The entries should be written out again exactly as they read.

___ Data under study
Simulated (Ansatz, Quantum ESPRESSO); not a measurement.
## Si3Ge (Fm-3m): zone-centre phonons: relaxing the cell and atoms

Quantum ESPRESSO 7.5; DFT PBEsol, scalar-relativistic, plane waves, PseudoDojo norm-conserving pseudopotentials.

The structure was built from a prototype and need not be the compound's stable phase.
______

### Written response
Simulated (Ansatz, Quantum ESPRESSO); not a measurement.
## Si3Ge (Fm-3m): zone-centre phonons: relaxing the cell and atoms

Quantum ESPRESSO 7.5; DFT PBEsol, scalar-relativistic, plane waves, PseudoDojo norm-conserving pseudopotentials.

The structure was built from a prototype and need not be the compound's stable phase.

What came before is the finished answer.